REQUIRED ACTION
Within the material below, locate the line with "212.8 | 520 |" and the line with "Using a straight", then return those two lines and all lines between them, exactly as written.

*** RECORD EXCERPTS

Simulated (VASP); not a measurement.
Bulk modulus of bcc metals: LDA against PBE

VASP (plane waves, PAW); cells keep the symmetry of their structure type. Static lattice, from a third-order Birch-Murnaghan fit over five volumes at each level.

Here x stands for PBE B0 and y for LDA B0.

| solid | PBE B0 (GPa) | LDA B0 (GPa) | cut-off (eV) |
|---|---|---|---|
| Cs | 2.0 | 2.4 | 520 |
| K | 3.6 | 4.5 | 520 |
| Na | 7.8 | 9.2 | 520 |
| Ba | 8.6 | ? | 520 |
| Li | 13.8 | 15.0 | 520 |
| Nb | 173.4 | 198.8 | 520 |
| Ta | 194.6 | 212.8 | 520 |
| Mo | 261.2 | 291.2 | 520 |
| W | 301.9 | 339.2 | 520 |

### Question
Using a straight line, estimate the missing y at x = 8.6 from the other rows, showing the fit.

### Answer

******

PROBLEM SOLUTION
| Ta | 194.6 | 212.8 | 520 |
| Mo | 261.2 | 291.2 | 520 |
| W | 301.9 | 339.2 | 520 |

### Question
Using a straight line, estimate the missing y at x = 8.6 from the other rows, showing the fit.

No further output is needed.